Records provided:
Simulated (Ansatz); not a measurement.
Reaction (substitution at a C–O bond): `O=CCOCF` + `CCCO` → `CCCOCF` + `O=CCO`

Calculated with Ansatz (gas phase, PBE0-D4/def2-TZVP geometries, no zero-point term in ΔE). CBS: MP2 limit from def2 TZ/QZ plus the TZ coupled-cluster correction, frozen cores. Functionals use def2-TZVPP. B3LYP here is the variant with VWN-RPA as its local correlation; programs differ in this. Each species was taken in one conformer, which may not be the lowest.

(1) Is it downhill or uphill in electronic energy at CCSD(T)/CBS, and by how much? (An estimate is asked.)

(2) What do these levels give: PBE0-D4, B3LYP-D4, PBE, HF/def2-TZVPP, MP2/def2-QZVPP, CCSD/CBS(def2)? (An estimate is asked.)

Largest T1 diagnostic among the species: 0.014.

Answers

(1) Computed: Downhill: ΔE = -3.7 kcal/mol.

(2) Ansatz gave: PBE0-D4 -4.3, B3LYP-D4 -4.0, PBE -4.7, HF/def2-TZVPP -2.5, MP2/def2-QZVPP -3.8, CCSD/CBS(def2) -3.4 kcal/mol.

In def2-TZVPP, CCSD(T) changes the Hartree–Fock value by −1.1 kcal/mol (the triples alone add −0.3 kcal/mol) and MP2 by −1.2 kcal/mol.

Assignment:
Please retype the data exactly as it stands, from its first line down to the line that contains "Reaction (substitution at", then stop.

Your response:
Simulated (Ansatz); not a measurement.
Reaction (substitution at a C–O bond): `O=CCOCF` + `CCCO` → `CCCOCF` + `O=CCO`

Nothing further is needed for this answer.